_Activity:_
Write out exactly the lines from the start of the entries through the one that contains "[C4H6F3O]-; geometry GFN2-xTB.", including both.

[Given records — start]

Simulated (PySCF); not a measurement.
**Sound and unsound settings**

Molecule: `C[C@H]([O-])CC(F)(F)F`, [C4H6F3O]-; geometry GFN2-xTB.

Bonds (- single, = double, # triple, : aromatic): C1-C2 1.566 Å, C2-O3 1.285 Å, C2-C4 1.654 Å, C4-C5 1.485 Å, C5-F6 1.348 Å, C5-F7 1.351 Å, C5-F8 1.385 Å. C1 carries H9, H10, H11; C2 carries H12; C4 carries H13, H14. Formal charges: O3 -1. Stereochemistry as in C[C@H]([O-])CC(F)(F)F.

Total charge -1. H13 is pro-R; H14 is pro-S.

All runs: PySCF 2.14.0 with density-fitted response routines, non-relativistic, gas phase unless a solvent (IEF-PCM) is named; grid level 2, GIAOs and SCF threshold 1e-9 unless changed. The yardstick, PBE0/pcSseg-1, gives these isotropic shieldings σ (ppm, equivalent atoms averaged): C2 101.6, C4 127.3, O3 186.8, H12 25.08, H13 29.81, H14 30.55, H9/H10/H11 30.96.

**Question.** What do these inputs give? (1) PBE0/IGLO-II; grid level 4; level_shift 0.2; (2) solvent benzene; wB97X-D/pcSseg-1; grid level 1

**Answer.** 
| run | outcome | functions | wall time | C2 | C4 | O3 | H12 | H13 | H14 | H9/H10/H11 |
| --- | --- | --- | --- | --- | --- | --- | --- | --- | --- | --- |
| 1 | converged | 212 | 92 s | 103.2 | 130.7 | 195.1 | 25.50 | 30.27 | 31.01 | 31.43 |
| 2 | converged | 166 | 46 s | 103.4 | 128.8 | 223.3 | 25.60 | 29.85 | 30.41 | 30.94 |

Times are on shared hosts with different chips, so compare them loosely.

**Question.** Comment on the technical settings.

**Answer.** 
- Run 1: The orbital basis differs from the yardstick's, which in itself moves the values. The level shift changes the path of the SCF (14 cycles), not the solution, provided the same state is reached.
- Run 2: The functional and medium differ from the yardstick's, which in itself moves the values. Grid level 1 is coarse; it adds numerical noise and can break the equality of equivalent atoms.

[Given records — finish]

_Response area:_
Simulated (PySCF); not a measurement.
**Sound and unsound settings**

Molecule: `C[C@H]([O-])CC(F)(F)F`, [C4H6F3O]-; geometry GFN2-xTB.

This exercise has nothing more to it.